An exact restatement of the records below is expected.

++++++
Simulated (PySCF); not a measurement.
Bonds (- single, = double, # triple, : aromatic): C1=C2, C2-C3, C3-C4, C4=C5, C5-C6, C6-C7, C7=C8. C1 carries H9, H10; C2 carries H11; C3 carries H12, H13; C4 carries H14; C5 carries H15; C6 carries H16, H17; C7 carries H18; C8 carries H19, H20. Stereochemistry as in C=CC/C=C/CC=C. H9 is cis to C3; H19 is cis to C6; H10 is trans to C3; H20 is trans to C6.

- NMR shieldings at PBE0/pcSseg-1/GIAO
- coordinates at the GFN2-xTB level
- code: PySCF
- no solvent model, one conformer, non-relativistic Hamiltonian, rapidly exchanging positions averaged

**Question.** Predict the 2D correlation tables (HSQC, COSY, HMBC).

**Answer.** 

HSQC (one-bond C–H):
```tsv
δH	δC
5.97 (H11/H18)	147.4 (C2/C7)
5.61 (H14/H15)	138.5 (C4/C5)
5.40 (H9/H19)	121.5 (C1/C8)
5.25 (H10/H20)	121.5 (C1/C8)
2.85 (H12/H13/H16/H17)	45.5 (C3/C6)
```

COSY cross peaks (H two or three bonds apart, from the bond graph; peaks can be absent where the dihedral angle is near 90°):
++++++

Result —
Simulated (PySCF); not a measurement.
Bonds (- single, = double, # triple, : aromatic): C1=C2, C2-C3, C3-C4, C4=C5, C5-C6, C6-C7, C7=C8. C1 carries H9, H10; C2 carries H11; C3 carries H12, H13; C4 carries H14; C5 carries H15; C6 carries H16, H17; C7 carries H18; C8 carries H19, H20. Stereochemistry as in C=CC/C=C/CC=C. H9 is cis to C3; H19 is cis to C6; H10 is trans to C3; H20 is trans to C6.

- NMR shieldings at PBE0/pcSseg-1/GIAO
- coordinates at the GFN2-xTB level
- code: PySCF
- no solvent model, one conformer, non-relativistic Hamiltonian, rapidly exchanging positions averaged

**Question.** Predict the 2D correlation tables (HSQC, COSY, HMBC).

**Answer.** 

HSQC (one-bond C–H):
```tsv
δH	δC
5.97 (H11/H18)	147.4 (C2/C7)
5.61 (H14/H15)	138.5 (C4/C5)
5.40 (H9/H19)	121.5 (C1/C8)
5.25 (H10/H20)	121.5 (C1/C8)
2.85 (H12/H13/H16/H17)	45.5 (C3/C6)
```

COSY cross peaks (H two or three bonds apart, from the bond graph; peaks can be absent where the dihedral angle is near 90°):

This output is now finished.